**ASSIGNED TASK:** Every entry in the listing is to be reproduced exactly.

+ + + + + + +
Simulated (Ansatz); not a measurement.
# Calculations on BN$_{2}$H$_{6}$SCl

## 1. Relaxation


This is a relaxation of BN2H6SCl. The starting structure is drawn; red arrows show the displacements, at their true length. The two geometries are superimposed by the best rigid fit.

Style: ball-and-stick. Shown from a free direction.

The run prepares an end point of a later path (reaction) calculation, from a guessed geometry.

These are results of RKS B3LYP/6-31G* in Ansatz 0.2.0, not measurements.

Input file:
+ + + + + + +

**SOLUTION:**
Simulated (Ansatz); not a measurement.
# Calculations on BN$_{2}$H$_{6}$SCl

## 1. Relaxation


This is a relaxation of BN2H6SCl. The starting structure is drawn; red arrows show the displacements, at their true length. The two geometries are superimposed by the best rigid fit.

Style: ball-and-stick. Shown from a free direction.

The run prepares an end point of a later path (reaction) calculation, from a guessed geometry.

These are results of RKS B3LYP/6-31G* in Ansatz 0.2.0, not measurements.

Input file:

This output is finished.